__Supplied data__
BEGIN

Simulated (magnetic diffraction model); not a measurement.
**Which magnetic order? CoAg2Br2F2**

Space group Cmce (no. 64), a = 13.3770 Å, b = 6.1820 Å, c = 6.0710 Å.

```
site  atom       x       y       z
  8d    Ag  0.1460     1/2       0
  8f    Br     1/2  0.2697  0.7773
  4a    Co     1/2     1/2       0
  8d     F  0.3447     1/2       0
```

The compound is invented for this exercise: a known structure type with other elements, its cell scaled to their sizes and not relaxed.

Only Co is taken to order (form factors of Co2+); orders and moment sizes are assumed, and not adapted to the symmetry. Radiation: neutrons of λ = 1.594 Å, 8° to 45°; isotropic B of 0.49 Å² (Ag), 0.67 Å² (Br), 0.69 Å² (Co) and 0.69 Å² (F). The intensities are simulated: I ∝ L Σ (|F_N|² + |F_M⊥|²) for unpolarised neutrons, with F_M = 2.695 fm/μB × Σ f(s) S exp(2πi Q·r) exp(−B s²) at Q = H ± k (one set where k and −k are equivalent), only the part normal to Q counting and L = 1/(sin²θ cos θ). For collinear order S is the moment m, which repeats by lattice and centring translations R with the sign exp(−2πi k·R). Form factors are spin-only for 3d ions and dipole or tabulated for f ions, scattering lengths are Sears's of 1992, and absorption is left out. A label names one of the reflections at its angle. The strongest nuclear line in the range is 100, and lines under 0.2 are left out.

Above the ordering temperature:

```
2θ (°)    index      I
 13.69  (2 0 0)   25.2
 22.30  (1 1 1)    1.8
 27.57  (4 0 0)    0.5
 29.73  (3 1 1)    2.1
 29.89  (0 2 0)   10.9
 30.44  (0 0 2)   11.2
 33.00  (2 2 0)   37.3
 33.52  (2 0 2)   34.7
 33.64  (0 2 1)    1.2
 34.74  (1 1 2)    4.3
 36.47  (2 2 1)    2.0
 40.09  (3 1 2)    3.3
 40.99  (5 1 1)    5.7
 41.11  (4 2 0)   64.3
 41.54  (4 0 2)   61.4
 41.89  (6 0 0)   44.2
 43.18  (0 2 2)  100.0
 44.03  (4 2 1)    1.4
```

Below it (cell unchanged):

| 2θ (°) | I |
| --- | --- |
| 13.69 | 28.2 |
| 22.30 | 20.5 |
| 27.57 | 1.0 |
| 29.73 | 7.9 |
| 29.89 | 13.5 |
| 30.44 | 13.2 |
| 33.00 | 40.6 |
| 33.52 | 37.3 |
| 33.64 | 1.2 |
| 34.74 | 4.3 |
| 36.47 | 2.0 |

END

__Brief__
Going down from the first line of the entries above, restate each line word for word until the line holding "The compound is" is done.

__Written response__
Simulated (magnetic diffraction model); not a measurement.
**Which magnetic order? CoAg2Br2F2**

Space group Cmce (no. 64), a = 13.3770 Å, b = 6.1820 Å, c = 6.0710 Å.

```
site  atom       x       y       z
  8d    Ag  0.1460     1/2       0
  8f    Br     1/2  0.2697  0.7773
  4a    Co     1/2     1/2       0
  8d     F  0.3447     1/2       0
```

The compound is invented for this exercise: a known structure type with other elements, its cell scaled to their sizes and not relaxed.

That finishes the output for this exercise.